__AVAILABLE DATA__
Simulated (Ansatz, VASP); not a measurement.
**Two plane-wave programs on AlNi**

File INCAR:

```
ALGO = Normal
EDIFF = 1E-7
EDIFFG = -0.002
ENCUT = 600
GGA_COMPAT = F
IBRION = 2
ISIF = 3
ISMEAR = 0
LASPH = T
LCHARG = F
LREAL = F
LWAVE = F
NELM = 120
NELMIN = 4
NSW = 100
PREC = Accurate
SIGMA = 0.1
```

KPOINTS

__BRIEF__
Word for word, give the entire listing again.

__RESPONSE__
Simulated (Ansatz, VASP); not a measurement.
**Two plane-wave programs on AlNi**

File INCAR:

```
ALGO = Normal
EDIFF = 1E-7
EDIFFG = -0.002
ENCUT = 600
GGA_COMPAT = F
IBRION = 2
ISIF = 3
ISMEAR = 0
LASPH = T
LCHARG = F
LREAL = F
LWAVE = F
NELM = 120
NELMIN = 4
NSW = 100
PREC = Accurate
SIGMA = 0.1
```

KPOINTS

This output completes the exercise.